Task item:
Every record here needs to be retyped exactly.

Dataset entries:
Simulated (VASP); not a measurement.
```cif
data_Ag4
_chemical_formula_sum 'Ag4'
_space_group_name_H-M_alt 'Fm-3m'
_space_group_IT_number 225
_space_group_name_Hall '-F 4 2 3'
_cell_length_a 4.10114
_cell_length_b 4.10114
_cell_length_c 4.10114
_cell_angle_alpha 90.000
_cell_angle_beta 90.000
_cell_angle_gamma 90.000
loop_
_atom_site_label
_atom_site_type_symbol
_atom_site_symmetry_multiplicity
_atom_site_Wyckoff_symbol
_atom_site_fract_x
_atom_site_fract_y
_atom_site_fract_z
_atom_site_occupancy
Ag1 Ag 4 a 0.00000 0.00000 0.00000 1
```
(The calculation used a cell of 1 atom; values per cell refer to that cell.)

Answer section:
Simulated (VASP); not a measurement.
```cif
data_Ag4
_chemical_formula_sum 'Ag4'
_space_group_name_H-M_alt 'Fm-3m'
_space_group_IT_number 225
_space_group_name_Hall '-F 4 2 3'
_cell_length_a 4.10114
_cell_length_b 4.10114
_cell_length_c 4.10114
_cell_angle_alpha 90.000
_cell_angle_beta 90.000
_cell_angle_gamma 90.000
loop_
_atom_site_label
_atom_site_type_symbol
_atom_site_symmetry_multiplicity
_atom_site_Wyckoff_symbol
_atom_site_fract_x
_atom_site_fract_y
_atom_site_fract_z
_atom_site_occupancy
Ag1 Ag 4 a 0.00000 0.00000 0.00000 1
```
(The calculation used a cell of 1 atom; values per cell refer to that cell.)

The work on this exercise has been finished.